━━━━━━━━

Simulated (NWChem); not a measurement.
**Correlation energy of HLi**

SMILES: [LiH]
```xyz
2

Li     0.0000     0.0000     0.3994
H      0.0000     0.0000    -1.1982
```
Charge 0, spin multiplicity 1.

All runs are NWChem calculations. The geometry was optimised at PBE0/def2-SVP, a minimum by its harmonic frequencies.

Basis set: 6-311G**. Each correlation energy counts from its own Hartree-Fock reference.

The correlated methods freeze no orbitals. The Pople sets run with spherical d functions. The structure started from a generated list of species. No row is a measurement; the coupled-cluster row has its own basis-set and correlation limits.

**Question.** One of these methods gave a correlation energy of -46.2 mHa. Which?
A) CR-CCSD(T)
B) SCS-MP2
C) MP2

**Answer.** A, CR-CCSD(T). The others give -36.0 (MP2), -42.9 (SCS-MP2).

━━━━━━━━

# TASK ITEM:
Repeat the material above exactly, beginning with its first line and ending with the line that holds "Charge 0, spin multiplicity 1.", and leave out everything else.

# EXERCISE ANSWER:
Simulated (NWChem); not a measurement.
**Correlation energy of HLi**

SMILES: [LiH]
```xyz
2

Li     0.0000     0.0000     0.3994
H      0.0000     0.0000    -1.1982
```
Charge 0, spin multiplicity 1.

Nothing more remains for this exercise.